- _WORK TASK_:
Would you print the entire listing exactly, leaving nothing out?

'''

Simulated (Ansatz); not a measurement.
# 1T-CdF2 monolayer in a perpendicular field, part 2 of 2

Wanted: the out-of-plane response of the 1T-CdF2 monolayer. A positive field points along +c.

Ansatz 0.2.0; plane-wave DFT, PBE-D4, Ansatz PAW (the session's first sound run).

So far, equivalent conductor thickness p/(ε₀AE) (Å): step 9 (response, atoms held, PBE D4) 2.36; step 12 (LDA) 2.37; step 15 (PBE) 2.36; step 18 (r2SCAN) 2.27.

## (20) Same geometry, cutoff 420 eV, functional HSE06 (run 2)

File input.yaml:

'''

- _YOUR SOLUTION_:
Simulated (Ansatz); not a measurement.
# 1T-CdF2 monolayer in a perpendicular field, part 2 of 2

Wanted: the out-of-plane response of the 1T-CdF2 monolayer. A positive field points along +c.

Ansatz 0.2.0; plane-wave DFT, PBE-D4, Ansatz PAW (the session's first sound run).

So far, equivalent conductor thickness p/(ε₀AE) (Å): step 9 (response, atoms held, PBE D4) 2.36; step 12 (LDA) 2.37; step 15 (PBE) 2.36; step 18 (r2SCAN) 2.27.

## (20) Same geometry, cutoff 420 eV, functional HSE06 (run 2)

File input.yaml:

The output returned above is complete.